BEGIN Entries supplied
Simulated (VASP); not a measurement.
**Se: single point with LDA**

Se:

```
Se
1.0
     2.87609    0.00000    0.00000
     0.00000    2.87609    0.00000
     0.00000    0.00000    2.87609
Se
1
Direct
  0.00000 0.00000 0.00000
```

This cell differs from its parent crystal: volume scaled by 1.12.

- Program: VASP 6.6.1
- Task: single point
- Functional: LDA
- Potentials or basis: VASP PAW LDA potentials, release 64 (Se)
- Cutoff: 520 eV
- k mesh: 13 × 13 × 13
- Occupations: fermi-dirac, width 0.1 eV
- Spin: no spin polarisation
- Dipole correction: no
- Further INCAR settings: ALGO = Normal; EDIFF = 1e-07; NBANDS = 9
END Entries supplied

#### [Activity]
Return the listing verbatim.

#### [Written answer]
Simulated (VASP); not a measurement.
**Se: single point with LDA**

Se:

```
Se
1.0
     2.87609    0.00000    0.00000
     0.00000    2.87609    0.00000
     0.00000    0.00000    2.87609
Se
1
Direct
  0.00000 0.00000 0.00000
```

This cell differs from its parent crystal: volume scaled by 1.12.

- Program: VASP 6.6.1
- Task: single point
- Functional: LDA
- Potentials or basis: VASP PAW LDA potentials, release 64 (Se)
- Cutoff: 520 eV
- k mesh: 13 × 13 × 13
- Occupations: fermi-dirac, width 0.1 eV
- Spin: no spin polarisation
- Dipole correction: no
- Further INCAR settings: ALGO = Normal; EDIFF = 1e-07; NBANDS = 9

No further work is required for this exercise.